#### REQUIRED ACTION
Verbatim, and with nothing else, reproduce the data below from its first line through the line containing "Atoms are numbered in this order, from 1.".

#### DATASET EXTRACT
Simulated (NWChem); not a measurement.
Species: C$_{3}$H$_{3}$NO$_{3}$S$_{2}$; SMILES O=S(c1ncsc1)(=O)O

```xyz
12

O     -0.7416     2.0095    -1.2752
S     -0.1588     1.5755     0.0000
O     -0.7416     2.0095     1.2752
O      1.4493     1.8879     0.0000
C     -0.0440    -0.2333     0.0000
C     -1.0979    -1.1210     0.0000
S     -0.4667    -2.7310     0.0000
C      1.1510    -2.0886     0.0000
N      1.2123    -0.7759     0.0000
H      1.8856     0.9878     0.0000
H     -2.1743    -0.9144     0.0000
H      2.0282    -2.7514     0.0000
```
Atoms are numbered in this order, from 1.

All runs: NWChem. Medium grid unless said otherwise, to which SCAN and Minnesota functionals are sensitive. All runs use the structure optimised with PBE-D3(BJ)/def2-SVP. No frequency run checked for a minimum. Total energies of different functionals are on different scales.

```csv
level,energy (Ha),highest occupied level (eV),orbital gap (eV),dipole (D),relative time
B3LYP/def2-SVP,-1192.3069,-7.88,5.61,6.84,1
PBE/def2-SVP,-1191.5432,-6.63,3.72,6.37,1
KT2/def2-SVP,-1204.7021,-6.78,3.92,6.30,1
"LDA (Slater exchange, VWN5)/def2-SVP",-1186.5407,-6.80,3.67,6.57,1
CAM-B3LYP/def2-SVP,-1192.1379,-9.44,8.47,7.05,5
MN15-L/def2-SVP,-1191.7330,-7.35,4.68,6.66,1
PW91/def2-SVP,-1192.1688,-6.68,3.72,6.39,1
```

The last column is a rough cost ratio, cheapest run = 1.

#### TASK RESULT
Simulated (NWChem); not a measurement.
Species: C$_{3}$H$_{3}$NO$_{3}$S$_{2}$; SMILES O=S(c1ncsc1)(=O)O

```xyz
12

O     -0.7416     2.0095    -1.2752
S     -0.1588     1.5755     0.0000
O     -0.7416     2.0095     1.2752
O      1.4493     1.8879     0.0000
C     -0.0440    -0.2333     0.0000
C     -1.0979    -1.1210     0.0000
S     -0.4667    -2.7310     0.0000
C      1.1510    -2.0886     0.0000
N      1.2123    -0.7759     0.0000
H      1.8856     0.9878     0.0000
H     -2.1743    -0.9144     0.0000
H      2.0282    -2.7514     0.0000
```
Atoms are numbered in this order, from 1.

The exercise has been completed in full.